Take the material below from its first line through the line containing "Question: Which ion is it?" and, please, write those lines again exactly.

▶ Dataset
--- START ---
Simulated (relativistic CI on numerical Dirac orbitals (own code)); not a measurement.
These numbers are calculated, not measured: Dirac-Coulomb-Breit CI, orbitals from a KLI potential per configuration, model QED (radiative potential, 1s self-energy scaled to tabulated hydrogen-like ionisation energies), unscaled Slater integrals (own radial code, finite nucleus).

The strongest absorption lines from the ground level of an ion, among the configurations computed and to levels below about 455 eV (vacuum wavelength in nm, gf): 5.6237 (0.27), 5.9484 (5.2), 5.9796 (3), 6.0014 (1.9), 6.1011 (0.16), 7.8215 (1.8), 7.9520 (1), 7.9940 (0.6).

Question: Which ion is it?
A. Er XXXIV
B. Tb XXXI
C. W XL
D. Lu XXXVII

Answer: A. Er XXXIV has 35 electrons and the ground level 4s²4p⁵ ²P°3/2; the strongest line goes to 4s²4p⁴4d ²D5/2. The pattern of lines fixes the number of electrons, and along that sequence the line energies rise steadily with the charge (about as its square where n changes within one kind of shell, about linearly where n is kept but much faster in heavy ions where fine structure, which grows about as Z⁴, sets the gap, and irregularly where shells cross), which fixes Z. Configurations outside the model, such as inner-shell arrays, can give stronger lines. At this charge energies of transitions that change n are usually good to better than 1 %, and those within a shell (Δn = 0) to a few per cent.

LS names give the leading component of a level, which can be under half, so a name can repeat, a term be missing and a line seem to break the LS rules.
--- END ---

▶ Expected answer
Simulated (relativistic CI on numerical Dirac orbitals (own code)); not a measurement.
These numbers are calculated, not measured: Dirac-Coulomb-Breit CI, orbitals from a KLI potential per configuration, model QED (radiative potential, 1s self-energy scaled to tabulated hydrogen-like ionisation energies), unscaled Slater integrals (own radial code, finite nucleus).

The strongest absorption lines from the ground level of an ion, among the configurations computed and to levels below about 455 eV (vacuum wavelength in nm, gf): 5.6237 (0.27), 5.9484 (5.2), 5.9796 (3), 6.0014 (1.9), 6.1011 (0.16), 7.8215 (1.8), 7.9520 (1), 7.9940 (0.6).

Question: Which ion is it?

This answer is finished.